---------- RAW DATA

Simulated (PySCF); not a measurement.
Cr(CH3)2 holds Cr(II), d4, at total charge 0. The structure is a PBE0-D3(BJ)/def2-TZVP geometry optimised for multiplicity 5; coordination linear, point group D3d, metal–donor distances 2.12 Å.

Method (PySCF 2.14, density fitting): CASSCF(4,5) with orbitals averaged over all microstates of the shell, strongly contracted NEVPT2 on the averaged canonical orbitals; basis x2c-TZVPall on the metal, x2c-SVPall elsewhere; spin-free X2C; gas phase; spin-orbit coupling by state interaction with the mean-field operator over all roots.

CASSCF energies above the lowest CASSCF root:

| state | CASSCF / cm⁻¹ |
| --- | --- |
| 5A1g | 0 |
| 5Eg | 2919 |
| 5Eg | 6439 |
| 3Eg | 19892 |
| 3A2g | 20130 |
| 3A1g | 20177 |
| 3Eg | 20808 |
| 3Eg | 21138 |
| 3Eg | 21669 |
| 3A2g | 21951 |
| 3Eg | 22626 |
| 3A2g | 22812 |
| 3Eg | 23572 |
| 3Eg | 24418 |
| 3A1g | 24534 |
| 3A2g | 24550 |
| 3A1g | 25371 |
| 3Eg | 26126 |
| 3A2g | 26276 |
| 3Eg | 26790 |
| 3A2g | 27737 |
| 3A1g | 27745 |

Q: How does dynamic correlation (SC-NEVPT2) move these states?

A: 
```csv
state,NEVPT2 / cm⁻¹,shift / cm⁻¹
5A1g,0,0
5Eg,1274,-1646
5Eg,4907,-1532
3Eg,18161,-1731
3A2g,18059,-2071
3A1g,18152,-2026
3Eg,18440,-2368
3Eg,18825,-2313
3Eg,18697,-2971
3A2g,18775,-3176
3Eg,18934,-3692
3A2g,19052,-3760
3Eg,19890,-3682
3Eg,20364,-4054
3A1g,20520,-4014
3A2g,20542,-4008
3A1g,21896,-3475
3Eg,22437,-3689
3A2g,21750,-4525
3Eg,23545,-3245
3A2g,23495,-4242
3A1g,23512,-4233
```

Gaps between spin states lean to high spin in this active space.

--------------------

WORK TASK -> From the data above, return every line from the line that has "Method (PySCF 2.14, density" up to and including the line that has "3A2g | 24550 |", exactly.

RESPONSE AREA ->
Method (PySCF 2.14, density fitting): CASSCF(4,5) with orbitals averaged over all microstates of the shell, strongly contracted NEVPT2 on the averaged canonical orbitals; basis x2c-TZVPall on the metal, x2c-SVPall elsewhere; spin-free X2C; gas phase; spin-orbit coupling by state interaction with the mean-field operator over all roots.

CASSCF energies above the lowest CASSCF root:

| state | CASSCF / cm⁻¹ |
| --- | --- |
| 5A1g | 0 |
| 5Eg | 2919 |
| 5Eg | 6439 |
| 3Eg | 19892 |
| 3A2g | 20130 |
| 3A1g | 20177 |
| 3Eg | 20808 |
| 3Eg | 21138 |
| 3Eg | 21669 |
| 3A2g | 21951 |
| 3Eg | 22626 |
| 3A2g | 22812 |
| 3Eg | 23572 |
| 3Eg | 24418 |
| 3A1g | 24534 |
| 3A2g | 24550 |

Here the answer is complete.